» **Data excerpts**:

============================================================

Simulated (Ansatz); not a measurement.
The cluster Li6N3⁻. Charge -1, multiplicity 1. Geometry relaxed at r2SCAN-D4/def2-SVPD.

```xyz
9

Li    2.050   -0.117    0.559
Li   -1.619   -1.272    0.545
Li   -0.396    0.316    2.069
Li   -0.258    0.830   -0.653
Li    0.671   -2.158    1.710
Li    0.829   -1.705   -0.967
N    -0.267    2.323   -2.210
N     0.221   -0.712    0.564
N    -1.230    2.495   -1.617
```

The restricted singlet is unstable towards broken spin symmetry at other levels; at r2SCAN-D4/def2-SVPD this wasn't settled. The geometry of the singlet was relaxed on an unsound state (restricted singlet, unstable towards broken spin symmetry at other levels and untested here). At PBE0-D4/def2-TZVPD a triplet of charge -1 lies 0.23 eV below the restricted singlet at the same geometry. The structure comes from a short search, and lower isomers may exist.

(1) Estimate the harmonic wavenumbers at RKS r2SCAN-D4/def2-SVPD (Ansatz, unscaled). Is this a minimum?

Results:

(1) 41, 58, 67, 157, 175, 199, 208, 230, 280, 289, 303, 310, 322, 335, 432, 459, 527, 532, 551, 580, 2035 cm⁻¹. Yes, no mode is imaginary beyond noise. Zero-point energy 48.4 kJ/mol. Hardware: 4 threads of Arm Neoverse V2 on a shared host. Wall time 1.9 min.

============================================================

In your reply, write out all of the material exactly as it was given.

» **Task result**:
Simulated (Ansatz); not a measurement.
The cluster Li6N3⁻. Charge -1, multiplicity 1. Geometry relaxed at r2SCAN-D4/def2-SVPD.

```xyz
9

Li    2.050   -0.117    0.559
Li   -1.619   -1.272    0.545
Li   -0.396    0.316    2.069
Li   -0.258    0.830   -0.653
Li    0.671   -2.158    1.710
Li    0.829   -1.705   -0.967
N    -0.267    2.323   -2.210
N     0.221   -0.712    0.564
N    -1.230    2.495   -1.617
```

The restricted singlet is unstable towards broken spin symmetry at other levels; at r2SCAN-D4/def2-SVPD this wasn't settled. The geometry of the singlet was relaxed on an unsound state (restricted singlet, unstable towards broken spin symmetry at other levels and untested here). At PBE0-D4/def2-TZVPD a triplet of charge -1 lies 0.23 eV below the restricted singlet at the same geometry. The structure comes from a short search, and lower isomers may exist.

(1) Estimate the harmonic wavenumbers at RKS r2SCAN-D4/def2-SVPD (Ansatz, unscaled). Is this a minimum?

Results:

(1) 41, 58, 67, 157, 175, 199, 208, 230, 280, 289, 303, 310, 322, 335, 432, 459, 527, 532, 551, 580, 2035 cm⁻¹. Yes, no mode is imaginary beyond noise. Zero-point energy 48.4 kJ/mol. Hardware: 4 threads of Arm Neoverse V2 on a shared host. Wall time 1.9 min.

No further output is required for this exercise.